◇ ◇ ◇ ◇
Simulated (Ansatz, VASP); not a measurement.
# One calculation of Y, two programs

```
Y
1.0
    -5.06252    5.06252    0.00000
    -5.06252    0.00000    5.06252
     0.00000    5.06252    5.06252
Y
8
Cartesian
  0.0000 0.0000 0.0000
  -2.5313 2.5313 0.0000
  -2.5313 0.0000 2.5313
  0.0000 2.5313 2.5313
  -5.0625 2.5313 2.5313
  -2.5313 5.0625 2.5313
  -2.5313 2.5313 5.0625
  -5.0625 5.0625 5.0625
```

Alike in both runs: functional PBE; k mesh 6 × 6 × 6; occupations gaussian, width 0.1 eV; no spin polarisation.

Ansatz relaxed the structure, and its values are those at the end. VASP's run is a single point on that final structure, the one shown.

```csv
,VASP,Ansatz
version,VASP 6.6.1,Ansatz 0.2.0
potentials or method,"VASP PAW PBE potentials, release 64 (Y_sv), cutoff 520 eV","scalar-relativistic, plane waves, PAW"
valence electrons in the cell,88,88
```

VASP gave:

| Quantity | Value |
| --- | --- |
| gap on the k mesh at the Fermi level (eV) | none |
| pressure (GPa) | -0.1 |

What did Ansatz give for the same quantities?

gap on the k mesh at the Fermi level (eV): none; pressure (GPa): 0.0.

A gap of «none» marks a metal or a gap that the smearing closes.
◇ ◇ ◇ ◇

Requirement
Among the lines above, repeat exactly those from the line with "What did Ansatz give for the same quantities?" to the line with "gap on the k mesh at the Fermi level (eV): none;", counting both ends.

Task output
What did Ansatz give for the same quantities?

gap on the k mesh at the Fermi level (eV): none; pressure (GPa): 0.0.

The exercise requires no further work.